+--
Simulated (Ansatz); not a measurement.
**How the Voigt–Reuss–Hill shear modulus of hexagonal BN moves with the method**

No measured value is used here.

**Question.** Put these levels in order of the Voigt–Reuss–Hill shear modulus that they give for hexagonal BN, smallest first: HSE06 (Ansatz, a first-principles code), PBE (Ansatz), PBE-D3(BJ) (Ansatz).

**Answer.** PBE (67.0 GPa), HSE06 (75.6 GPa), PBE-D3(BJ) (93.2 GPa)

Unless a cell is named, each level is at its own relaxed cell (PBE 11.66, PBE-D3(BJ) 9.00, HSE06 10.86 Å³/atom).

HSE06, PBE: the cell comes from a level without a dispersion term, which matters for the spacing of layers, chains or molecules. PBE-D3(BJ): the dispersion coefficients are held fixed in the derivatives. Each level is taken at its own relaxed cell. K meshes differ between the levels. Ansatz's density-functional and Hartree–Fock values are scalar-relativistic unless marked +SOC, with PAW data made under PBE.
+--

Please print, exactly and with nothing else, the lines from the first line of the entries through the line containing "Unless a cell".

__Written response__
Simulated (Ansatz); not a measurement.
**How the Voigt–Reuss–Hill shear modulus of hexagonal BN moves with the method**

No measured value is used here.

**Question.** Put these levels in order of the Voigt–Reuss–Hill shear modulus that they give for hexagonal BN, smallest first: HSE06 (Ansatz, a first-principles code), PBE (Ansatz), PBE-D3(BJ) (Ansatz).

**Answer.** PBE (67.0 GPa), HSE06 (75.6 GPa), PBE-D3(BJ) (93.2 GPa)

Unless a cell is named, each level is at its own relaxed cell (PBE 11.66, PBE-D3(BJ) 9.00, HSE06 10.86 Å³/atom).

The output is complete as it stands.